──────── Entries provided

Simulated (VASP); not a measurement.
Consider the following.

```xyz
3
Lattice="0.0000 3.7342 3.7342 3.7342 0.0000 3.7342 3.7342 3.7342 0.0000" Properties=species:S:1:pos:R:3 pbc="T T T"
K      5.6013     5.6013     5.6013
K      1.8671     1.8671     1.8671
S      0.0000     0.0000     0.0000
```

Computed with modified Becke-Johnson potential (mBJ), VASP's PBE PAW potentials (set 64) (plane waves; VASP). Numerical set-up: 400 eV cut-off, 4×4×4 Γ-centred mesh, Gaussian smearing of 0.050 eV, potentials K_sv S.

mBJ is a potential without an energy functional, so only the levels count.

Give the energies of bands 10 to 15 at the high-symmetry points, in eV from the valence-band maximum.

────────────────

* Brief *
Transcribe each record exactly. Leave nothing out.

* Task output *
Simulated (VASP); not a measurement.
Consider the following.

```xyz
3
Lattice="0.0000 3.7342 3.7342 3.7342 0.0000 3.7342 3.7342 3.7342 0.0000" Properties=species:S:1:pos:R:3 pbc="T T T"
K      5.6013     5.6013     5.6013
K      1.8671     1.8671     1.8671
S      0.0000     0.0000     0.0000
```

Computed with modified Becke-Johnson potential (mBJ), VASP's PBE PAW potentials (set 64) (plane waves; VASP). Numerical set-up: 400 eV cut-off, 4×4×4 Γ-centred mesh, Gaussian smearing of 0.050 eV, potentials K_sv S.

mBJ is a potential without an energy functional, so only the levels count.

Give the energies of bands 10 to 15 at the high-symmetry points, in eV from the valence-band maximum.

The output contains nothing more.